All the records below must be returned exactly as they stand.

■ Entries shown:

= Beginning of Section =

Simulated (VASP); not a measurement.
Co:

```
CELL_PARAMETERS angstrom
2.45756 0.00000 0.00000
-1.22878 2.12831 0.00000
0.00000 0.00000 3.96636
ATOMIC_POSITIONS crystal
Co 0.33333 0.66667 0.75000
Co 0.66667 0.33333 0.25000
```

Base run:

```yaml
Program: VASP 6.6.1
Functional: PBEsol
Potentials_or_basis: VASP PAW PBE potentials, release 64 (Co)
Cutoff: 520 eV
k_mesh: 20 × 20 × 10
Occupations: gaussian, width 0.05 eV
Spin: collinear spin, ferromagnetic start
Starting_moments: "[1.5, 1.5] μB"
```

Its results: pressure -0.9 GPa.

= End of Section =

■ Written reply:
Simulated (VASP); not a measurement.
Co:

```
CELL_PARAMETERS angstrom
2.45756 0.00000 0.00000
-1.22878 2.12831 0.00000
0.00000 0.00000 3.96636
ATOMIC_POSITIONS crystal
Co 0.33333 0.66667 0.75000
Co 0.66667 0.33333 0.25000
```

Base run:

```yaml
Program: VASP 6.6.1
Functional: PBEsol
Potentials_or_basis: VASP PAW PBE potentials, release 64 (Co)
Cutoff: 520 eV
k_mesh: 20 × 20 × 10
Occupations: gaussian, width 0.05 eV
Spin: collinear spin, ferromagnetic start
Starting_moments: "[1.5, 1.5] μB"
```

Its results: pressure -0.9 GPa.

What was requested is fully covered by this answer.